> **WORK ORDER**
For the material below, return exactly the lines starting at the one holding "All numbers are" and ending at the one holding "the first run**", counting both as part of the range.

> **SOURCE MATERIAL**
+---+

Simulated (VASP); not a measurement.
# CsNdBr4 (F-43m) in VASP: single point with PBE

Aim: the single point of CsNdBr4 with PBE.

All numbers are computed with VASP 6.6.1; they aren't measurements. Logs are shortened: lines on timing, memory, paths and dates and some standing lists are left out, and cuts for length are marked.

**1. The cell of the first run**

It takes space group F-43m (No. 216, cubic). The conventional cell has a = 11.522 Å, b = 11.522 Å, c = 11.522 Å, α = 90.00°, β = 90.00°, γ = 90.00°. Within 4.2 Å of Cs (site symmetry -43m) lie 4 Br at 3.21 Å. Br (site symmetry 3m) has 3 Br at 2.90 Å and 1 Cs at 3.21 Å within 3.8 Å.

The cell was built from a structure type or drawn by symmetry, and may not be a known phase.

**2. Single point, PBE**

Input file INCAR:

+---+

> **WRITTEN ANSWER**
All numbers are computed with VASP 6.6.1; they aren't measurements. Logs are shortened: lines on timing, memory, paths and dates and some standing lists are left out, and cuts for length are marked.

**1. The cell of the first run**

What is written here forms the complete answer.